Output the records exactly, with no line skipped.

>>
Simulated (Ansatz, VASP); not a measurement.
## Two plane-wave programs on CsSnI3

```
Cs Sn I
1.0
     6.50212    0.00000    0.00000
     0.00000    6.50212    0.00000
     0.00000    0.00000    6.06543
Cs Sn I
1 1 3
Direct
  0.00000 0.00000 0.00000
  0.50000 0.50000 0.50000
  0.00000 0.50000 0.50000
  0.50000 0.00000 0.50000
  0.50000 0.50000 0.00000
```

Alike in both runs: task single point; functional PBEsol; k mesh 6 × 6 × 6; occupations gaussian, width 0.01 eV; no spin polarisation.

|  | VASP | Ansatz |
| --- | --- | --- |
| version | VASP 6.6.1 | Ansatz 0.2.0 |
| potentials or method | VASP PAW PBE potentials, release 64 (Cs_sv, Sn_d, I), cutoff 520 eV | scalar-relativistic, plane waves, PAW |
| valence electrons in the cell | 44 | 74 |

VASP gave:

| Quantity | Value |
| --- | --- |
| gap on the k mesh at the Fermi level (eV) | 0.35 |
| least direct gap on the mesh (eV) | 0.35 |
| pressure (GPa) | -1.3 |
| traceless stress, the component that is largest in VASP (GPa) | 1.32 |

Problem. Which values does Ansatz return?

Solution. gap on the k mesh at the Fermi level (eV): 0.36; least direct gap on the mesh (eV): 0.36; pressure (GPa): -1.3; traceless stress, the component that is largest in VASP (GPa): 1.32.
<<

### RESPONSE AREA
Simulated (Ansatz, VASP); not a measurement.
## Two plane-wave programs on CsSnI3

```
Cs Sn I
1.0
     6.50212    0.00000    0.00000
     0.00000    6.50212    0.00000
     0.00000    0.00000    6.06543
Cs Sn I
1 1 3
Direct
  0.00000 0.00000 0.00000
  0.50000 0.50000 0.50000
  0.00000 0.50000 0.50000
  0.50000 0.00000 0.50000
  0.50000 0.50000 0.00000
```

Alike in both runs: task single point; functional PBEsol; k mesh 6 × 6 × 6; occupations gaussian, width 0.01 eV; no spin polarisation.

|  | VASP | Ansatz |
| --- | --- | --- |
| version | VASP 6.6.1 | Ansatz 0.2.0 |
| potentials or method | VASP PAW PBE potentials, release 64 (Cs_sv, Sn_d, I), cutoff 520 eV | scalar-relativistic, plane waves, PAW |
| valence electrons in the cell | 44 | 74 |

VASP gave:

| Quantity | Value |
| --- | --- |
| gap on the k mesh at the Fermi level (eV) | 0.35 |
| least direct gap on the mesh (eV) | 0.35 |
| pressure (GPa) | -1.3 |
| traceless stress, the component that is largest in VASP (GPa) | 1.32 |

Problem. Which values does Ansatz return?

Solution. gap on the k mesh at the Fermi level (eV): 0.36; least direct gap on the mesh (eV): 0.36; pressure (GPa): -1.3; traceless stress, the component that is largest in VASP (GPa): 1.32.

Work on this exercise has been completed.